WORK INSTRUCTION:
Print the listing below exactly.

INFORMATION SHOWN:
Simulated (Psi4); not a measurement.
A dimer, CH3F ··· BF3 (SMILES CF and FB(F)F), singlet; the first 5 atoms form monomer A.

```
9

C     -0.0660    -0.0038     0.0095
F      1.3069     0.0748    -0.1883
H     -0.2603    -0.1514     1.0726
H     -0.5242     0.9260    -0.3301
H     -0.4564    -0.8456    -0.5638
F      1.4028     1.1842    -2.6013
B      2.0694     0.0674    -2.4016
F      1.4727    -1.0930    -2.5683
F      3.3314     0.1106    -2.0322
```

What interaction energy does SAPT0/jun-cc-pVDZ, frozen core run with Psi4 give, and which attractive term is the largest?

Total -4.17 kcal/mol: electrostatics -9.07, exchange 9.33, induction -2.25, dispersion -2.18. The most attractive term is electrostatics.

ANSWER SECTION:
Simulated (Psi4); not a measurement.
A dimer, CH3F ··· BF3 (SMILES CF and FB(F)F), singlet; the first 5 atoms form monomer A.

```
9

C     -0.0660    -0.0038     0.0095
F      1.3069     0.0748    -0.1883
H     -0.2603    -0.1514     1.0726
H     -0.5242     0.9260    -0.3301
H     -0.4564    -0.8456    -0.5638
F      1.4028     1.1842    -2.6013
B      2.0694     0.0674    -2.4016
F      1.4727    -1.0930    -2.5683
F      3.3314     0.1106    -2.0322
```

What interaction energy does SAPT0/jun-cc-pVDZ, frozen core run with Psi4 give, and which attractive term is the largest?

Total -4.17 kcal/mol: electrostatics -9.07, exchange 9.33, induction -2.25, dispersion -2.18. The most attractive term is electrostatics.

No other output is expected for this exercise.